§ **Assigned task**
Return the lines below exactly, from the first one through the line that has "Electrostatic potential energy". Leave out everything after it.

START Extracted records
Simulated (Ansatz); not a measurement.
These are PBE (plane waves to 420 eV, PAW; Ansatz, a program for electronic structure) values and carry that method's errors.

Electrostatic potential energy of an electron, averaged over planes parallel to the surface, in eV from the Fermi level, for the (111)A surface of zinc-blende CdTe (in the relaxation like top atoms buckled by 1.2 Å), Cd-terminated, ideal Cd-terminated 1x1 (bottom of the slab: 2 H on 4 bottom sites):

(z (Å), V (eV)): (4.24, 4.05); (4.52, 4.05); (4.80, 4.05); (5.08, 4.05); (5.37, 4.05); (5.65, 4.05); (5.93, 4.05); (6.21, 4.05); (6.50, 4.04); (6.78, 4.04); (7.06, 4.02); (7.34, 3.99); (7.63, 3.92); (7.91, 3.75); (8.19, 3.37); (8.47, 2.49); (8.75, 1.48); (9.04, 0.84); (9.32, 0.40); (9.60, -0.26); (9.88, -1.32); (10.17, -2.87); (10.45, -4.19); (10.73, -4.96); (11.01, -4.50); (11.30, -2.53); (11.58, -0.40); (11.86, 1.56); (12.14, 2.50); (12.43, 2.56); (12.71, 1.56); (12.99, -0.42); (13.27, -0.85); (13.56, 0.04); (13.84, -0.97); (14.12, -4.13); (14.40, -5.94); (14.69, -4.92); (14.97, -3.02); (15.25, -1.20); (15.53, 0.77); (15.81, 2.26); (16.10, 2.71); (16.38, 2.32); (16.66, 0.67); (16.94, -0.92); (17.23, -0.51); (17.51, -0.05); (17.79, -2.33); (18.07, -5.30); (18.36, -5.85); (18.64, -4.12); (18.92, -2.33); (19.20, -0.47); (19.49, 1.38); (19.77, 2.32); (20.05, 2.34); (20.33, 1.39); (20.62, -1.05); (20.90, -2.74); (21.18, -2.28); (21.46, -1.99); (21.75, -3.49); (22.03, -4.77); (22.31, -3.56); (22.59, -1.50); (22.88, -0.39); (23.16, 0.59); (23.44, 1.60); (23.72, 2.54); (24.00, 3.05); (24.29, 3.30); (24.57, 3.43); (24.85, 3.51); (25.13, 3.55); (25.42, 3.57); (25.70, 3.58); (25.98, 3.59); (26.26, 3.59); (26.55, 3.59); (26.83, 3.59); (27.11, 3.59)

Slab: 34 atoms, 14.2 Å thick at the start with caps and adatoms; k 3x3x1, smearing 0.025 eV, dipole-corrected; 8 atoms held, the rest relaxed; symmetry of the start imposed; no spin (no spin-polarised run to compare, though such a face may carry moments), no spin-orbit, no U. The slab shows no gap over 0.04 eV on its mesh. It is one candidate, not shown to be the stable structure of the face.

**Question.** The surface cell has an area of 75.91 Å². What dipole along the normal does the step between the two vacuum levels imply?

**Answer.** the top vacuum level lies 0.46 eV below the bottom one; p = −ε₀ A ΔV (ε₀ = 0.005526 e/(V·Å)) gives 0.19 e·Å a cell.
END Extracted records

§ **Problem solution**
Simulated (Ansatz); not a measurement.
These are PBE (plane waves to 420 eV, PAW; Ansatz, a program for electronic structure) values and carry that method's errors.

Electrostatic potential energy of an electron, averaged over planes parallel to the surface, in eV from the Fermi level, for the (111)A surface of zinc-blende CdTe (in the relaxation like top atoms buckled by 1.2 Å), Cd-terminated, ideal Cd-terminated 1x1 (bottom of the slab: 2 H on 4 bottom sites):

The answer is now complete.